***

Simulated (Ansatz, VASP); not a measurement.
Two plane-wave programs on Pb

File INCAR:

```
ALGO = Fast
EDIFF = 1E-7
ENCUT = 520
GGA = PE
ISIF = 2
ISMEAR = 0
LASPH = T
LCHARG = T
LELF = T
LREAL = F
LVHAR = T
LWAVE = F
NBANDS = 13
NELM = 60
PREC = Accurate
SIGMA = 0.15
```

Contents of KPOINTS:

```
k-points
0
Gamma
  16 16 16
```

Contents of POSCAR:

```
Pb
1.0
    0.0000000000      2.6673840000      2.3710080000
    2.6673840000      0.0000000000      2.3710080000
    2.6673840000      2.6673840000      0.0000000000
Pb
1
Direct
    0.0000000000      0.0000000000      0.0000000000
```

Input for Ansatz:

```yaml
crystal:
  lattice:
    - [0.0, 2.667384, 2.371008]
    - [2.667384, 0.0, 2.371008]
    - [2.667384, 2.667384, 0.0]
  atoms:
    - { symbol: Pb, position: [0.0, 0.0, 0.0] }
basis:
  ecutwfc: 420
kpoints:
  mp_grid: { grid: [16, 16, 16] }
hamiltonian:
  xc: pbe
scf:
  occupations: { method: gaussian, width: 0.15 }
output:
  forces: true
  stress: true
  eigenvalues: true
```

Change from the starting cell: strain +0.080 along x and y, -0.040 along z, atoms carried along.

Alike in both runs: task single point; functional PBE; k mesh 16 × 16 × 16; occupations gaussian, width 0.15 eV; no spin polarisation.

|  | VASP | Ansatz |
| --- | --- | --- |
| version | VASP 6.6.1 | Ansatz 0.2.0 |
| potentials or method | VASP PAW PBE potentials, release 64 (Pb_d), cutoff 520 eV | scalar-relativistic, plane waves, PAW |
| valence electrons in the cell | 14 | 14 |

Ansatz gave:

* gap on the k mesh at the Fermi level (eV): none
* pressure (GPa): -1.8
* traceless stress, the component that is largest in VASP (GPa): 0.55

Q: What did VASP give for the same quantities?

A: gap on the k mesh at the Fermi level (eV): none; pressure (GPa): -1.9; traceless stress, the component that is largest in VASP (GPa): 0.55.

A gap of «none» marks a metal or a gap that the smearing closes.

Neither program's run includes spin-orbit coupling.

***

__BRIEF__
Please make an exact copy of the lines above from the line with "cell | 14 | 14 |" through the line with "Q: What did", both ends included.

__EXERCISE ANSWER__
| valence electrons in the cell | 14 | 14 |

Ansatz gave:

* gap on the k mesh at the Fermi level (eV): none
* pressure (GPa): -1.8
* traceless stress, the component that is largest in VASP (GPa): 0.55

Q: What did VASP give for the same quantities?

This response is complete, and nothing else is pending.